DATA EXTRACTS:
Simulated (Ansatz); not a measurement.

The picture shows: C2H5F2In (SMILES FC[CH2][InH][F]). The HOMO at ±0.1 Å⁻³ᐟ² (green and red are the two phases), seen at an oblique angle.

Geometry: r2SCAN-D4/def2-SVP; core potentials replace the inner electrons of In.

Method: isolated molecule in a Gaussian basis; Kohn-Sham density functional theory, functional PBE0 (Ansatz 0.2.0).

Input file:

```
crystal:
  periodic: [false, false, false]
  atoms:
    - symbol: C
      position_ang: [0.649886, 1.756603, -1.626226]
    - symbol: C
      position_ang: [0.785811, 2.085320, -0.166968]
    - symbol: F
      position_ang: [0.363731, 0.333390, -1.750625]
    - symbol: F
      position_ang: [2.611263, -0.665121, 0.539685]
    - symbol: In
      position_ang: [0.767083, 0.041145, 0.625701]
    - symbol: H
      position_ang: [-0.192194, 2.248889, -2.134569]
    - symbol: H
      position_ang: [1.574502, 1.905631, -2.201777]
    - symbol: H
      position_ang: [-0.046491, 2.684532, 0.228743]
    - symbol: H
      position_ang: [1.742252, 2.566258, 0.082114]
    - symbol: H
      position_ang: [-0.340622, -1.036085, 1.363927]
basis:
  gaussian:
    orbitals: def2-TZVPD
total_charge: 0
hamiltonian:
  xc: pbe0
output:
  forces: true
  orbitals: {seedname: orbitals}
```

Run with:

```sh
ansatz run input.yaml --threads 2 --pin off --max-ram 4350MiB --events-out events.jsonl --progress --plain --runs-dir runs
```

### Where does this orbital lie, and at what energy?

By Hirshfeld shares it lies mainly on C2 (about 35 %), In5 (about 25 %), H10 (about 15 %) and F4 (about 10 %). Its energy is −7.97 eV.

BRIEF: Only those lines of the entries above that run from the line containing "The picture shows: C2H5F2In" to the line containing "### Where does", both included, should be transcribed exactly.

WRITTEN ANSWER:
The picture shows: C2H5F2In (SMILES FC[CH2][InH][F]). The HOMO at ±0.1 Å⁻³ᐟ² (green and red are the two phases), seen at an oblique angle.

Geometry: r2SCAN-D4/def2-SVP; core potentials replace the inner electrons of In.

Method: isolated molecule in a Gaussian basis; Kohn-Sham density functional theory, functional PBE0 (Ansatz 0.2.0).

Input file:

```
crystal:
  periodic: [false, false, false]
  atoms:
    - symbol: C
      position_ang: [0.649886, 1.756603, -1.626226]
    - symbol: C
      position_ang: [0.785811, 2.085320, -0.166968]
    - symbol: F
      position_ang: [0.363731, 0.333390, -1.750625]
    - symbol: F
      position_ang: [2.611263, -0.665121, 0.539685]
    - symbol: In
      position_ang: [0.767083, 0.041145, 0.625701]
    - symbol: H
      position_ang: [-0.192194, 2.248889, -2.134569]
    - symbol: H
      position_ang: [1.574502, 1.905631, -2.201777]
    - symbol: H
      position_ang: [-0.046491, 2.684532, 0.228743]
    - symbol: H
      position_ang: [1.742252, 2.566258, 0.082114]
    - symbol: H
      position_ang: [-0.340622, -1.036085, 1.363927]
basis:
  gaussian:
    orbitals: def2-TZVPD
total_charge: 0
hamiltonian:
  xc: pbe0
output:
  forces: true
  orbitals: {seedname: orbitals}
```

Run with:

```sh
ansatz run input.yaml --threads 2 --pin off --max-ram 4350MiB --events-out events.jsonl --progress --plain --runs-dir runs
```

### Where does this orbital lie, and at what energy?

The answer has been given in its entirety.